● Data for analysis:
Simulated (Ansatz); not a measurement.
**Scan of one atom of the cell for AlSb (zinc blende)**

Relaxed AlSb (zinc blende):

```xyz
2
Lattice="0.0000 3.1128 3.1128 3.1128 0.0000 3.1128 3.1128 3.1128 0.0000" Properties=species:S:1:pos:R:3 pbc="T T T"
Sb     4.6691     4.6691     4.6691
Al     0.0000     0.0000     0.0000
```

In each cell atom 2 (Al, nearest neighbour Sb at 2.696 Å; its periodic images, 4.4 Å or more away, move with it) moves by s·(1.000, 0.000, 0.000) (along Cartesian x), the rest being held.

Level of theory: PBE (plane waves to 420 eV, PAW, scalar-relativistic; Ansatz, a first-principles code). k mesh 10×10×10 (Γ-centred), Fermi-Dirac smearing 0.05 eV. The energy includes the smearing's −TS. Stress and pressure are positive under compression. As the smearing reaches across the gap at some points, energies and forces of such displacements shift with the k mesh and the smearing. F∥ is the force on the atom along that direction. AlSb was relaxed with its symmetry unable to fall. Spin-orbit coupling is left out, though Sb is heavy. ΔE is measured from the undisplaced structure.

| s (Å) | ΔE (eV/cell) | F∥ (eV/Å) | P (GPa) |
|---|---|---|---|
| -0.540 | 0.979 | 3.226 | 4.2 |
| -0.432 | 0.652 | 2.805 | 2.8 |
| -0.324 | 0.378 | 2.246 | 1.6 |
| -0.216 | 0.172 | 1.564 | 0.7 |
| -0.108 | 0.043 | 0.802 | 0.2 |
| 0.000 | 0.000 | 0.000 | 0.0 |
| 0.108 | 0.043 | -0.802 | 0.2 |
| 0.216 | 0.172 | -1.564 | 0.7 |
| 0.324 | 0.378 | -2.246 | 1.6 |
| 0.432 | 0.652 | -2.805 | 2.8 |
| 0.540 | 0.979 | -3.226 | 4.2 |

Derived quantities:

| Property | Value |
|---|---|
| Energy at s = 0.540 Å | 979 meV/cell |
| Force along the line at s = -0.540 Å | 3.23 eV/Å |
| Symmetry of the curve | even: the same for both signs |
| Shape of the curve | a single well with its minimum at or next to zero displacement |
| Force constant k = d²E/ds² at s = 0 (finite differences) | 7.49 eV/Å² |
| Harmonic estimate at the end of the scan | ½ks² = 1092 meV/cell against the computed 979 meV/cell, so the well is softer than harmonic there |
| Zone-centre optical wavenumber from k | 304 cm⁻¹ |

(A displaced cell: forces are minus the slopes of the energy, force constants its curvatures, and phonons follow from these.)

● Work order:
Please retype, with no changes, the lines that run from the first line of the entries to the line with "k | 304 cm⁻¹ |", both ends included.

● Answer box:
Simulated (Ansatz); not a measurement.
**Scan of one atom of the cell for AlSb (zinc blende)**

Relaxed AlSb (zinc blende):

```xyz
2
Lattice="0.0000 3.1128 3.1128 3.1128 0.0000 3.1128 3.1128 3.1128 0.0000" Properties=species:S:1:pos:R:3 pbc="T T T"
Sb     4.6691     4.6691     4.6691
Al     0.0000     0.0000     0.0000
```

In each cell atom 2 (Al, nearest neighbour Sb at 2.696 Å; its periodic images, 4.4 Å or more away, move with it) moves by s·(1.000, 0.000, 0.000) (along Cartesian x), the rest being held.

Level of theory: PBE (plane waves to 420 eV, PAW, scalar-relativistic; Ansatz, a first-principles code). k mesh 10×10×10 (Γ-centred), Fermi-Dirac smearing 0.05 eV. The energy includes the smearing's −TS. Stress and pressure are positive under compression. As the smearing reaches across the gap at some points, energies and forces of such displacements shift with the k mesh and the smearing. F∥ is the force on the atom along that direction. AlSb was relaxed with its symmetry unable to fall. Spin-orbit coupling is left out, though Sb is heavy. ΔE is measured from the undisplaced structure.

| s (Å) | ΔE (eV/cell) | F∥ (eV/Å) | P (GPa) |
|---|---|---|---|
| -0.540 | 0.979 | 3.226 | 4.2 |
| -0.432 | 0.652 | 2.805 | 2.8 |
| -0.324 | 0.378 | 2.246 | 1.6 |
| -0.216 | 0.172 | 1.564 | 0.7 |
| -0.108 | 0.043 | 0.802 | 0.2 |
| 0.000 | 0.000 | 0.000 | 0.0 |
| 0.108 | 0.043 | -0.802 | 0.2 |
| 0.216 | 0.172 | -1.564 | 0.7 |
| 0.324 | 0.378 | -2.246 | 1.6 |
| 0.432 | 0.652 | -2.805 | 2.8 |
| 0.540 | 0.979 | -3.226 | 4.2 |

Derived quantities:

| Property | Value |
|---|---|
| Energy at s = 0.540 Å | 979 meV/cell |
| Force along the line at s = -0.540 Å | 3.23 eV/Å |
| Symmetry of the curve | even: the same for both signs |
| Shape of the curve | a single well with its minimum at or next to zero displacement |
| Force constant k = d²E/ds² at s = 0 (finite differences) | 7.49 eV/Å² |
| Harmonic estimate at the end of the scan | ½ks² = 1092 meV/cell against the computed 979 meV/cell, so the well is softer than harmonic there |
| Zone-centre optical wavenumber from k | 304 cm⁻¹ |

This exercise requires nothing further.